### Work order
Please write out, exactly as given, every line of the entries below up to and including the line with "Run time: 8.4".

### Data provided
--*--

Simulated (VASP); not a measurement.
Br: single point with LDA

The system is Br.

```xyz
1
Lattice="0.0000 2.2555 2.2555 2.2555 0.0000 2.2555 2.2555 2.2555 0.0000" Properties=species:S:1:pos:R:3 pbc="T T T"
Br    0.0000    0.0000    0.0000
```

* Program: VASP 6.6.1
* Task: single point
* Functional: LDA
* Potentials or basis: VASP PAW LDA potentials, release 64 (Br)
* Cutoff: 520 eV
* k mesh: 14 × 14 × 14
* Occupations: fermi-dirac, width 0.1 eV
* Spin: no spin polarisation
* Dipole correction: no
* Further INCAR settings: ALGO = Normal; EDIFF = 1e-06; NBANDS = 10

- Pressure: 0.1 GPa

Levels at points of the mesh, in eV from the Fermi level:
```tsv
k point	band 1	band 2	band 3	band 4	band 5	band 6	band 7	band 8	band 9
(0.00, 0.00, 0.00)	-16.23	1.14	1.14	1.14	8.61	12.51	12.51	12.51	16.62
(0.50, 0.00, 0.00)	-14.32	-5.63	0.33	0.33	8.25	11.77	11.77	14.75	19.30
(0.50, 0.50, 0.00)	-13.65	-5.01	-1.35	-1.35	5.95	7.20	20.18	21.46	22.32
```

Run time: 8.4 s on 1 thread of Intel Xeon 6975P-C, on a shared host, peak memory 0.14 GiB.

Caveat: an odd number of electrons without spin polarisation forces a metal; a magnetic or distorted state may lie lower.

--*--

### Expected answer
Simulated (VASP); not a measurement.
Br: single point with LDA

The system is Br.

```xyz
1
Lattice="0.0000 2.2555 2.2555 2.2555 0.0000 2.2555 2.2555 2.2555 0.0000" Properties=species:S:1:pos:R:3 pbc="T T T"
Br    0.0000    0.0000    0.0000
```

* Program: VASP 6.6.1
* Task: single point
* Functional: LDA
* Potentials or basis: VASP PAW LDA potentials, release 64 (Br)
* Cutoff: 520 eV
* k mesh: 14 × 14 × 14
* Occupations: fermi-dirac, width 0.1 eV
* Spin: no spin polarisation
* Dipole correction: no
* Further INCAR settings: ALGO = Normal; EDIFF = 1e-06; NBANDS = 10

- Pressure: 0.1 GPa

Levels at points of the mesh, in eV from the Fermi level:
```tsv
k point	band 1	band 2	band 3	band 4	band 5	band 6	band 7	band 8	band 9
(0.00, 0.00, 0.00)	-16.23	1.14	1.14	1.14	8.61	12.51	12.51	12.51	16.62
(0.50, 0.00, 0.00)	-14.32	-5.63	0.33	0.33	8.25	11.77	11.77	14.75	19.30
(0.50, 0.50, 0.00)	-13.65	-5.01	-1.35	-1.35	5.95	7.20	20.18	21.46	22.32
```

Run time: 8.4 s on 1 thread of Intel Xeon 6975P-C, on a shared host, peak memory 0.14 GiB.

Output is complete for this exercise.